#### [DATA]
........

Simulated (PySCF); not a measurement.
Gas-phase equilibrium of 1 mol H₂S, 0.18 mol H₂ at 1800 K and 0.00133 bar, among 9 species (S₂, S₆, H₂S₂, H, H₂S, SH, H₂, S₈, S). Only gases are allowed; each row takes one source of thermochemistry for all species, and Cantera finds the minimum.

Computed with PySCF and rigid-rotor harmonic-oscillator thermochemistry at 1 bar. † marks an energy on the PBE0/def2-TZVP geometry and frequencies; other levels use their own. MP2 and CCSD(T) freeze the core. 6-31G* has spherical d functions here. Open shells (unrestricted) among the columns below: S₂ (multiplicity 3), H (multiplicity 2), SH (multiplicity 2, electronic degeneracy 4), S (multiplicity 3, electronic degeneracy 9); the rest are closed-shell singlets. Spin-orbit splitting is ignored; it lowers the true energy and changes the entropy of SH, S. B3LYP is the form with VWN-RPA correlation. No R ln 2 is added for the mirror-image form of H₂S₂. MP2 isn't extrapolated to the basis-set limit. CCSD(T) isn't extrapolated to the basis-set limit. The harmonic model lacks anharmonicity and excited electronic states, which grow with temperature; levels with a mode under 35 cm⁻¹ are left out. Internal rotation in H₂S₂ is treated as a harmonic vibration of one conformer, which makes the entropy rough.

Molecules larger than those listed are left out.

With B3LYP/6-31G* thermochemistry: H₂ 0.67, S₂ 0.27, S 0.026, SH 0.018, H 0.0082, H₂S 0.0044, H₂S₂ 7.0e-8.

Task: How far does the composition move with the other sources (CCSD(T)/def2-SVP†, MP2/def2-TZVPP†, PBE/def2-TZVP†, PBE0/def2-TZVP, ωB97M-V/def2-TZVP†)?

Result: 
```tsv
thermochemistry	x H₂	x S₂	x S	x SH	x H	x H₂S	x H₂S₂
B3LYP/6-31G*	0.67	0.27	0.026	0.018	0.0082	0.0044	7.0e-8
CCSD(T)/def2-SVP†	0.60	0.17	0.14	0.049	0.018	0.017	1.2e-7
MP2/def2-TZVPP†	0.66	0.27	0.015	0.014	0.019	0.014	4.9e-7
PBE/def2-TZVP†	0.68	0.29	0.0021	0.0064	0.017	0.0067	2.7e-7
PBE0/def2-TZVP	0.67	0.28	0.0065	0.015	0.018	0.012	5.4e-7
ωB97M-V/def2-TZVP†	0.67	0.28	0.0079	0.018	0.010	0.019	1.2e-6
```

........

#### [WORK ORDER]
Please give an exact copy of the lines above, beginning with the line containing "Molecules larger than" and running through the line containing "With B3LYP/6-31G* thermochemistry: H₂", and of no other lines.

#### [EXERCISE RESPONSE]
Molecules larger than those listed are left out.

With B3LYP/6-31G* thermochemistry: H₂ 0.67, S₂ 0.27, S 0.026, SH 0.018, H 0.0082, H₂S 0.0044, H₂S₂ 7.0e-8.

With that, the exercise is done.